> **Assigned task**
Each record, exactly as written, should be printed again.

> **Information shown**
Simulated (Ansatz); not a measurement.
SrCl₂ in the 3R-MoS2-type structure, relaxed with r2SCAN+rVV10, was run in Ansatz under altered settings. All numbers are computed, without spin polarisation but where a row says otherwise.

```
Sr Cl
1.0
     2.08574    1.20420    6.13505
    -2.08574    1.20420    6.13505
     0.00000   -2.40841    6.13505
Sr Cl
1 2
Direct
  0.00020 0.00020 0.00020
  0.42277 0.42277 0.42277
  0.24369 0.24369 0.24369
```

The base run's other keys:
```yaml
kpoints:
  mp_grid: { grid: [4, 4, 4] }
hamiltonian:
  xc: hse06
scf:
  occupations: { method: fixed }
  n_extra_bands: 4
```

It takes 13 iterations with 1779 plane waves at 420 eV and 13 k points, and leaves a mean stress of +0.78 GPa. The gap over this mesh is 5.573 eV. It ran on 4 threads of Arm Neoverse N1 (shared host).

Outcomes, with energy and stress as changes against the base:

> **Expected answer**
Simulated (Ansatz); not a measurement.
SrCl₂ in the 3R-MoS2-type structure, relaxed with r2SCAN+rVV10, was run in Ansatz under altered settings. All numbers are computed, without spin polarisation but where a row says otherwise.

```
Sr Cl
1.0
     2.08574    1.20420    6.13505
    -2.08574    1.20420    6.13505
     0.00000   -2.40841    6.13505
Sr Cl
1 2
Direct
  0.00020 0.00020 0.00020
  0.42277 0.42277 0.42277
  0.24369 0.24369 0.24369
```

The base run's other keys:
```yaml
kpoints:
  mp_grid: { grid: [4, 4, 4] }
hamiltonian:
  xc: hse06
scf:
  occupations: { method: fixed }
  n_extra_bands: 4
```

It takes 13 iterations with 1779 plane waves at 420 eV and 13 k points, and leaves a mean stress of +0.78 GPa. The gap over this mesh is 5.573 eV. It ran on 4 threads of Arm Neoverse N1 (shared host).

Outcomes, with energy and stress as changes against the base:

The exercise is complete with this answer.